Exactly the lines from the first line of the listing through the line containing "Level of theory: quadratic" should appear in the output, unchanged.

-*-

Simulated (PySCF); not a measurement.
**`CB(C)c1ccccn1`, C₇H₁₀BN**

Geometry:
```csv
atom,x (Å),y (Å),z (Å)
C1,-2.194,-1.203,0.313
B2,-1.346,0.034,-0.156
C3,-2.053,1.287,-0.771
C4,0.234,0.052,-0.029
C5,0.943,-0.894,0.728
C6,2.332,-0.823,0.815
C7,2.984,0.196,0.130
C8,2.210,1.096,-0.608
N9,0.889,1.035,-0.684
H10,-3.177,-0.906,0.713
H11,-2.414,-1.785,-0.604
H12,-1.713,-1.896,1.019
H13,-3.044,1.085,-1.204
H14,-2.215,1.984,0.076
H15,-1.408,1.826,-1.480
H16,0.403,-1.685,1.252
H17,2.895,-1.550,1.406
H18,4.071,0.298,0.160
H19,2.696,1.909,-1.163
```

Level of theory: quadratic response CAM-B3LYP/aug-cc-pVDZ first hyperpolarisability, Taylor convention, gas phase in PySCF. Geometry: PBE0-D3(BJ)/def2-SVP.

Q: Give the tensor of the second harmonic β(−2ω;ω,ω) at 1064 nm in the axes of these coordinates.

-*-

§ TASK OUTPUT
Simulated (PySCF); not a measurement.
**`CB(C)c1ccccn1`, C₇H₁₀BN**

Geometry:
```csv
atom,x (Å),y (Å),z (Å)
C1,-2.194,-1.203,0.313
B2,-1.346,0.034,-0.156
C3,-2.053,1.287,-0.771
C4,0.234,0.052,-0.029
C5,0.943,-0.894,0.728
C6,2.332,-0.823,0.815
C7,2.984,0.196,0.130
C8,2.210,1.096,-0.608
N9,0.889,1.035,-0.684
H10,-3.177,-0.906,0.713
H11,-2.414,-1.785,-0.604
H12,-1.713,-1.896,1.019
H13,-3.044,1.085,-1.204
H14,-2.215,1.984,0.076
H15,-1.408,1.826,-1.480
H16,0.403,-1.685,1.252
H17,2.895,-1.550,1.406
H18,4.071,0.298,0.160
H19,2.696,1.909,-1.163
```

Level of theory: quadratic response CAM-B3LYP/aug-cc-pVDZ first hyperpolarisability, Taylor convention, gas phase in PySCF. Geometry: PBE0-D3(BJ)/def2-SVP.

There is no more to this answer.